----- Data

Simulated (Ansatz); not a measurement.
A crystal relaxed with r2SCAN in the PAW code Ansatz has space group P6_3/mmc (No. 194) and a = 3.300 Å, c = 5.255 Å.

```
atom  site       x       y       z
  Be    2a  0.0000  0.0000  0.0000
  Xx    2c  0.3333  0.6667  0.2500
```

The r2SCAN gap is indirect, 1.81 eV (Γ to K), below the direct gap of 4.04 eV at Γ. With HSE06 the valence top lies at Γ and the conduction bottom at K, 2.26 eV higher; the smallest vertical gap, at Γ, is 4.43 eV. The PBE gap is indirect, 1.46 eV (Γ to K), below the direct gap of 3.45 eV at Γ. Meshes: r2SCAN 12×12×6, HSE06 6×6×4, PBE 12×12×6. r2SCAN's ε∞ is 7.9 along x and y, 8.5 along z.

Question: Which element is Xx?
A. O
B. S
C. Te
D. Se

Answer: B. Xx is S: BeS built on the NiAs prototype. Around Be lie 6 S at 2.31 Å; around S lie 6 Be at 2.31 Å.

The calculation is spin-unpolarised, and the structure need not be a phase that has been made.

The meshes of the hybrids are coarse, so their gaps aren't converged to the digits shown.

----------

* Assignment *
Working from the material above, retype exactly the lines from the one with "A crystal relaxed" through the one with "The calculation is", both included, and only those lines.

* Exercise answer *
A crystal relaxed with r2SCAN in the PAW code Ansatz has space group P6_3/mmc (No. 194) and a = 3.300 Å, c = 5.255 Å.

```
atom  site       x       y       z
  Be    2a  0.0000  0.0000  0.0000
  Xx    2c  0.3333  0.6667  0.2500
```

The r2SCAN gap is indirect, 1.81 eV (Γ to K), below the direct gap of 4.04 eV at Γ. With HSE06 the valence top lies at Γ and the conduction bottom at K, 2.26 eV higher; the smallest vertical gap, at Γ, is 4.43 eV. The PBE gap is indirect, 1.46 eV (Γ to K), below the direct gap of 3.45 eV at Γ. Meshes: r2SCAN 12×12×6, HSE06 6×6×4, PBE 12×12×6. r2SCAN's ε∞ is 7.9 along x and y, 8.5 along z.

Question: Which element is Xx?
A. O
B. S
C. Te
D. Se

Answer: B. Xx is S: BeS built on the NiAs prototype. Around Be lie 6 S at 2.31 Å; around S lie 6 Be at 2.31 Å.

The calculation is spin-unpolarised, and the structure need not be a phase that has been made.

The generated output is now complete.